- [Supplied material]
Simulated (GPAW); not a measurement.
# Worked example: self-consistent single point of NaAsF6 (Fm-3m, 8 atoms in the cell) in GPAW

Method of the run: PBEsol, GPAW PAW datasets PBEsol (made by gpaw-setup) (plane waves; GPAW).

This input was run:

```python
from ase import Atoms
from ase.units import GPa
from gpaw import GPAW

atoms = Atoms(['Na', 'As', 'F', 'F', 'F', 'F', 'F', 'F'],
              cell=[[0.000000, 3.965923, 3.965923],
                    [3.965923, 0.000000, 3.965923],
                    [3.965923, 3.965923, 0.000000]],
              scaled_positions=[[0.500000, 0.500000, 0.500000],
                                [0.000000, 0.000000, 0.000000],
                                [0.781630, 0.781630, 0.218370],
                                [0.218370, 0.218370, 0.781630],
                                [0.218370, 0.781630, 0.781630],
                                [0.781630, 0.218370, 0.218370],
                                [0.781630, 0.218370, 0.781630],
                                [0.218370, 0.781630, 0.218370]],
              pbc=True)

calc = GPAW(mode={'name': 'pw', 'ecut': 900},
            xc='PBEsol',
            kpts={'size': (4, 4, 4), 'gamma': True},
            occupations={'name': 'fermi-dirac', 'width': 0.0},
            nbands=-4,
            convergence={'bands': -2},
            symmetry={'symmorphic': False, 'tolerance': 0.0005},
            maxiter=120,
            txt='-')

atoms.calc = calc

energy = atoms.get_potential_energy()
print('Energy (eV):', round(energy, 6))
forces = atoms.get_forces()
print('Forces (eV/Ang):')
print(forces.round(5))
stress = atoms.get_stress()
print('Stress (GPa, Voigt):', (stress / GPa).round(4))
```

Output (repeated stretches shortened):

- [Assignment] Nothing beyond the line that contains "This input was" belongs in the answer; reproduce the entries exactly from their first line through it.

- [Response area]
Simulated (GPAW); not a measurement.
# Worked example: self-consistent single point of NaAsF6 (Fm-3m, 8 atoms in the cell) in GPAW

Method of the run: PBEsol, GPAW PAW datasets PBEsol (made by gpaw-setup) (plane waves; GPAW).

This input was run:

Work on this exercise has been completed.